■ Activity ■
Some of the lines below need repeating. Reproduce exactly those between the lines holding "Task: Give the" and "Result: 36.3, 8.4, 0.0, 7.4, 28.0", inclusive.

■ Input data ■
****
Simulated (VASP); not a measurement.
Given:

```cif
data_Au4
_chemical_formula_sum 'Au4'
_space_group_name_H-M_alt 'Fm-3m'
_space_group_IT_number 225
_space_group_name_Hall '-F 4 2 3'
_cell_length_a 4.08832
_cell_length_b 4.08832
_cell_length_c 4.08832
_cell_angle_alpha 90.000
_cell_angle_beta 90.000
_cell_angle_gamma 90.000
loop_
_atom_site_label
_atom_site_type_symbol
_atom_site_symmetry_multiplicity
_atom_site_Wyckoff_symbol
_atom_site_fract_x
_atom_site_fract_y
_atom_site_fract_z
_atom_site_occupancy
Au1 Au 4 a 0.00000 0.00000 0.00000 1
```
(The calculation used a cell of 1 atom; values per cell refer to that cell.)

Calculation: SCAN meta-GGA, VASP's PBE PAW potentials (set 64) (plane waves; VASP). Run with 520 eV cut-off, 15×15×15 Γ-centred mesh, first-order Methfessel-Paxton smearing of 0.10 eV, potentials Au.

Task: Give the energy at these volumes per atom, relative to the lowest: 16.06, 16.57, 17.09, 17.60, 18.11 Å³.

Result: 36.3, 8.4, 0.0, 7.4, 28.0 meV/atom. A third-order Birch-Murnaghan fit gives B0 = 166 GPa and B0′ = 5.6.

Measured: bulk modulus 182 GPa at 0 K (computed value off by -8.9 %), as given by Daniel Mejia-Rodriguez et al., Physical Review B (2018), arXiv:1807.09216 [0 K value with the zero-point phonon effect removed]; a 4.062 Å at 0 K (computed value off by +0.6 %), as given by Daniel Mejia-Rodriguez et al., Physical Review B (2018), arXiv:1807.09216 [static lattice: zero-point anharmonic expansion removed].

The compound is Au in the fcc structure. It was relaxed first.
****

■ Written reply ■
Task: Give the energy at these volumes per atom, relative to the lowest: 16.06, 16.57, 17.09, 17.60, 18.11 Å³.

Result: 36.3, 8.4, 0.0, 7.4, 28.0 meV/atom. A third-order Birch-Murnaghan fit gives B0 = 166 GPa and B0′ = 5.6.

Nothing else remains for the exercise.